★ ★ ★

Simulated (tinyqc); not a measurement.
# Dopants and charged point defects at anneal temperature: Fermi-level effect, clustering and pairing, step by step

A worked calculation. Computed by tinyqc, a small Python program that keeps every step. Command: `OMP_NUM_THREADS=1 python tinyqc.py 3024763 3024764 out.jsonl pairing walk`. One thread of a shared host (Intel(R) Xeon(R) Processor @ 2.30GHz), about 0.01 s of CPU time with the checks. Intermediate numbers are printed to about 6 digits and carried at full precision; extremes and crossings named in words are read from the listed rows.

★ ★ ★

### Work task
Output each record precisely as given.

### Problem solution
Simulated (tinyqc); not a measurement.
# Dopants and charged point defects at anneal temperature: Fermi-level effect, clustering and pairing, step by step

A worked calculation. Computed by tinyqc, a small Python program that keeps every step. Command: `OMP_NUM_THREADS=1 python tinyqc.py 3024763 3024764 out.jsonl pairing walk`. One thread of a shared host (Intel(R) Xeon(R) Processor @ 2.30GHz), about 0.01 s of CPU time with the checks. Intermediate numbers are printed to about 6 digits and carried at full precision; extremes and crossings named in words are read from the listed rows.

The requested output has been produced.